== BRIEF ==
Output only the lines below from the one containing "1.798 eV/Å |" to the one containing "27 | band 28 |", exactly as written, both ends kept.

== DATA SECTION ==
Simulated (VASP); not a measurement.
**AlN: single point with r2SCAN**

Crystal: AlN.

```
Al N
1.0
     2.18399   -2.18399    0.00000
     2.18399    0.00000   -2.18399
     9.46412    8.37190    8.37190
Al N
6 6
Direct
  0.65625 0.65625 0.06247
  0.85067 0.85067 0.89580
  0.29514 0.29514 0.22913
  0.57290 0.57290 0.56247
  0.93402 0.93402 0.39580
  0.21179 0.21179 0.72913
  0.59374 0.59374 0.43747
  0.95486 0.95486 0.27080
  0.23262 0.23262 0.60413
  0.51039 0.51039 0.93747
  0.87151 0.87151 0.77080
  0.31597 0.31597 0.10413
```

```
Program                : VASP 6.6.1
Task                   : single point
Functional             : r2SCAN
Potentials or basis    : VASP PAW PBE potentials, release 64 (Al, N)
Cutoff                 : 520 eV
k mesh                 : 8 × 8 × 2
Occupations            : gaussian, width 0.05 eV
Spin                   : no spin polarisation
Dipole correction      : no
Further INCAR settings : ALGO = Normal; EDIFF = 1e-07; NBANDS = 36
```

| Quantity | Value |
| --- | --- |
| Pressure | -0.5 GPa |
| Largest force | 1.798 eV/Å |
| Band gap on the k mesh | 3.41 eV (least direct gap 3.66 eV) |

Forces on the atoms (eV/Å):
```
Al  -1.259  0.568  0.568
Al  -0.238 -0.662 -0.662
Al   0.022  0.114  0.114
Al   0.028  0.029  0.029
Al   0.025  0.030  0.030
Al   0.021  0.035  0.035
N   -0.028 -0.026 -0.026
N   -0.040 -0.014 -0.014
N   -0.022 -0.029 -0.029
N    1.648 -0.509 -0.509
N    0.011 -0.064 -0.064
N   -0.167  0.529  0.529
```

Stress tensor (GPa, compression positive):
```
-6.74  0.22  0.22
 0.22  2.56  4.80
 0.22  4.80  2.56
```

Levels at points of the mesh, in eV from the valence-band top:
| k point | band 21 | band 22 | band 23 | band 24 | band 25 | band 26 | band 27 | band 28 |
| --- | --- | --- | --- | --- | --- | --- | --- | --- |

== RESULT ==
| Largest force | 1.798 eV/Å |
| Band gap on the k mesh | 3.41 eV (least direct gap 3.66 eV) |

Forces on the atoms (eV/Å):
```
Al  -1.259  0.568  0.568
Al  -0.238 -0.662 -0.662
Al   0.022  0.114  0.114
Al   0.028  0.029  0.029
Al   0.025  0.030  0.030
Al   0.021  0.035  0.035
N   -0.028 -0.026 -0.026
N   -0.040 -0.014 -0.014
N   -0.022 -0.029 -0.029
N    1.648 -0.509 -0.509
N    0.011 -0.064 -0.064
N   -0.167  0.529  0.529
```

Stress tensor (GPa, compression positive):
```
-6.74  0.22  0.22
 0.22  2.56  4.80
 0.22  4.80  2.56
```

Levels at points of the mesh, in eV from the valence-band top:
| k point | band 21 | band 22 | band 23 | band 24 | band 25 | band 26 | band 27 | band 28 |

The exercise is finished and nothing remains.